Transcribe the following entries word for word. End with the line where "The structure derives" appears.

▶ _DATA EXCERPTS_:
=====
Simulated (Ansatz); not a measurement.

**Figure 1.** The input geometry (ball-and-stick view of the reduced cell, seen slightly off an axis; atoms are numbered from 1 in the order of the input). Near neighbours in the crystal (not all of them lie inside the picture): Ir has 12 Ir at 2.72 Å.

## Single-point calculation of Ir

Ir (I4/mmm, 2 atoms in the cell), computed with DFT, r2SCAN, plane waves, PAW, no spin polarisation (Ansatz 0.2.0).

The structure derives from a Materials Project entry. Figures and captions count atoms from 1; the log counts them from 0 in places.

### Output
=====

▶ _ANSWER AREA_:
Simulated (Ansatz); not a measurement.

**Figure 1.** The input geometry (ball-and-stick view of the reduced cell, seen slightly off an axis; atoms are numbered from 1 in the order of the input). Near neighbours in the crystal (not all of them lie inside the picture): Ir has 12 Ir at 2.72 Å.

## Single-point calculation of Ir

Ir (I4/mmm, 2 atoms in the cell), computed with DFT, r2SCAN, plane waves, PAW, no spin polarisation (Ansatz 0.2.0).

The structure derives from a Materials Project entry. Figures and captions count atoms from 1; the log counts them from 0 in places.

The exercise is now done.